§ **Given records**:
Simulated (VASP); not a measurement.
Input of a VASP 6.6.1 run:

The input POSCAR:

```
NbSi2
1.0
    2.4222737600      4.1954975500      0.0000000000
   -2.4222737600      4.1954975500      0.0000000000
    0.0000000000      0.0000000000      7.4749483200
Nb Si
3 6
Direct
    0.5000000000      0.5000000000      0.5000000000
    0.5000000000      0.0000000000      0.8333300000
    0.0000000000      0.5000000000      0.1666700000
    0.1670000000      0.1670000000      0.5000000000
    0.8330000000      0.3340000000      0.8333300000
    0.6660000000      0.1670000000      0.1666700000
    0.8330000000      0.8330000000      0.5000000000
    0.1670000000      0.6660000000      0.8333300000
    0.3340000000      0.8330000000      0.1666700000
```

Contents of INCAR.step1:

§ **Task item**:
When you answer, return the records above exactly as they stand.

§ **Exercise solution**:
Simulated (VASP); not a measurement.
Input of a VASP 6.6.1 run:

The input POSCAR:

```
NbSi2
1.0
    2.4222737600      4.1954975500      0.0000000000
   -2.4222737600      4.1954975500      0.0000000000
    0.0000000000      0.0000000000      7.4749483200
Nb Si
3 6
Direct
    0.5000000000      0.5000000000      0.5000000000
    0.5000000000      0.0000000000      0.8333300000
    0.0000000000      0.5000000000      0.1666700000
    0.1670000000      0.1670000000      0.5000000000
    0.8330000000      0.3340000000      0.8333300000
    0.6660000000      0.1670000000      0.1666700000
    0.8330000000      0.8330000000      0.5000000000
    0.1670000000      0.6660000000      0.8333300000
    0.3340000000      0.8330000000      0.1666700000
```

Contents of INCAR.step1:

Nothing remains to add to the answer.